DATA EXTRACT ▸
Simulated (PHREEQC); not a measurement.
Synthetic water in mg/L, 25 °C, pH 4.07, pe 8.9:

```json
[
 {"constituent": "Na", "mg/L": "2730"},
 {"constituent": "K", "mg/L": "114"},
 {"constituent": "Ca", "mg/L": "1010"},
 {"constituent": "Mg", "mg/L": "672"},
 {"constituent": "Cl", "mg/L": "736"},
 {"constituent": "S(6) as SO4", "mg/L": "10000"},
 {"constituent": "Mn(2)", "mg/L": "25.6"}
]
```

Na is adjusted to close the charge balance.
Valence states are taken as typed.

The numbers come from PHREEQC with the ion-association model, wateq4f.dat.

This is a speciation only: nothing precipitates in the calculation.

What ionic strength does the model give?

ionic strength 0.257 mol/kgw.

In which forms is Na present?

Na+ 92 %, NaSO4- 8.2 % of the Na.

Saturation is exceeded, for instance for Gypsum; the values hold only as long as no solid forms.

WORK REQUEST ▸ The reply should contain all of the entries exactly as shown above.

EXERCISE OUTPUT ▸
Simulated (PHREEQC); not a measurement.
Synthetic water in mg/L, 25 °C, pH 4.07, pe 8.9:

```json
[
 {"constituent": "Na", "mg/L": "2730"},
 {"constituent": "K", "mg/L": "114"},
 {"constituent": "Ca", "mg/L": "1010"},
 {"constituent": "Mg", "mg/L": "672"},
 {"constituent": "Cl", "mg/L": "736"},
 {"constituent": "S(6) as SO4", "mg/L": "10000"},
 {"constituent": "Mn(2)", "mg/L": "25.6"}
]
```

Na is adjusted to close the charge balance.
Valence states are taken as typed.

The numbers come from PHREEQC with the ion-association model, wateq4f.dat.

This is a speciation only: nothing precipitates in the calculation.

What ionic strength does the model give?

ionic strength 0.257 mol/kgw.

In which forms is Na present?

Na+ 92 %, NaSO4- 8.2 % of the Na.

Saturation is exceeded, for instance for Gypsum; the values hold only as long as no solid forms.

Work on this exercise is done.